▶ **Work order**
Transcribe the records in full, keeping every word exactly as given.

§ §

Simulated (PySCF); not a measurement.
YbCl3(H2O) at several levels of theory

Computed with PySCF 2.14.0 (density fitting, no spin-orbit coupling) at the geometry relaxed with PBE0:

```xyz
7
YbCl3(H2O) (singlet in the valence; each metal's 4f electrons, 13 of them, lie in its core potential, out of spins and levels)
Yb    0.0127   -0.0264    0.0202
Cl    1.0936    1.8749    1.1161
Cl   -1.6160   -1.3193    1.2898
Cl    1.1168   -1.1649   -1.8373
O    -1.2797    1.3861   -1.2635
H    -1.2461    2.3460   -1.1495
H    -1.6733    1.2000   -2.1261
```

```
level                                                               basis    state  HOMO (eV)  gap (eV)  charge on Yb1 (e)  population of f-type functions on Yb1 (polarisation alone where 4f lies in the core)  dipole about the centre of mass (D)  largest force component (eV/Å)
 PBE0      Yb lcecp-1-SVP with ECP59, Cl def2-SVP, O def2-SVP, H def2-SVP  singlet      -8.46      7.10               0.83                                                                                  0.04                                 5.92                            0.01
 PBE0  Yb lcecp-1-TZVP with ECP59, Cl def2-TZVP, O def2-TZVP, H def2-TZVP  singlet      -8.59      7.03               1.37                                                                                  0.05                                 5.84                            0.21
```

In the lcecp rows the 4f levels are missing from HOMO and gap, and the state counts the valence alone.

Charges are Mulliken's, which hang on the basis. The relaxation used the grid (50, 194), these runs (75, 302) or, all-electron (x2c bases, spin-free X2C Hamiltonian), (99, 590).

§ §

▶ **Your solution**
Simulated (PySCF); not a measurement.
YbCl3(H2O) at several levels of theory

Computed with PySCF 2.14.0 (density fitting, no spin-orbit coupling) at the geometry relaxed with PBE0:

```xyz
7
YbCl3(H2O) (singlet in the valence; each metal's 4f electrons, 13 of them, lie in its core potential, out of spins and levels)
Yb    0.0127   -0.0264    0.0202
Cl    1.0936    1.8749    1.1161
Cl   -1.6160   -1.3193    1.2898
Cl    1.1168   -1.1649   -1.8373
O    -1.2797    1.3861   -1.2635
H    -1.2461    2.3460   -1.1495
H    -1.6733    1.2000   -2.1261
```

```
level                                                               basis    state  HOMO (eV)  gap (eV)  charge on Yb1 (e)  population of f-type functions on Yb1 (polarisation alone where 4f lies in the core)  dipole about the centre of mass (D)  largest force component (eV/Å)
 PBE0      Yb lcecp-1-SVP with ECP59, Cl def2-SVP, O def2-SVP, H def2-SVP  singlet      -8.46      7.10               0.83                                                                                  0.04                                 5.92                            0.01
 PBE0  Yb lcecp-1-TZVP with ECP59, Cl def2-TZVP, O def2-TZVP, H def2-TZVP  singlet      -8.59      7.03               1.37                                                                                  0.05                                 5.84                            0.21
```

In the lcecp rows the 4f levels are missing from HOMO and gap, and the state counts the valence alone.

Charges are Mulliken's, which hang on the basis. The relaxation used the grid (50, 194), these runs (75, 302) or, all-electron (x2c bases, spin-free X2C Hamiltonian), (99, 590).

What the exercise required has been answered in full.